■ ■ ■

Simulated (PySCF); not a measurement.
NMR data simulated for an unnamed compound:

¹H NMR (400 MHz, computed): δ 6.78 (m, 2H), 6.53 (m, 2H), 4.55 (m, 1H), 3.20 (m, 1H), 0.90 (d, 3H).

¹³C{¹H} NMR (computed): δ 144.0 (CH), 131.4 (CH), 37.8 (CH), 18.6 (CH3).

■ ■ ■

### WORK TASK:
All of the entries must be written out exactly as they stand.

### ANSWER AREA:
Simulated (PySCF); not a measurement.
NMR data simulated for an unnamed compound:

¹H NMR (400 MHz, computed): δ 6.78 (m, 2H), 6.53 (m, 2H), 4.55 (m, 1H), 3.20 (m, 1H), 0.90 (d, 3H).

¹³C{¹H} NMR (computed): δ 144.0 (CH), 131.4 (CH), 37.8 (CH), 18.6 (CH3).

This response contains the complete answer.